- _WORK TASK_: Please transcribe the entries below without changing a single character.

- _DATA UNDER STUDY_:
-*-*-

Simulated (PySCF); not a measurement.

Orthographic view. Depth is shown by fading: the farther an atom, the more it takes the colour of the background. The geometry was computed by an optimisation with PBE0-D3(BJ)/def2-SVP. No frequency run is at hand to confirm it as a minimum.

-*-*-

- _TASK SOLUTION_:
Simulated (PySCF); not a measurement.

Orthographic view. Depth is shown by fading: the farther an atom, the more it takes the colour of the background. The geometry was computed by an optimisation with PBE0-D3(BJ)/def2-SVP. No frequency run is at hand to confirm it as a minimum.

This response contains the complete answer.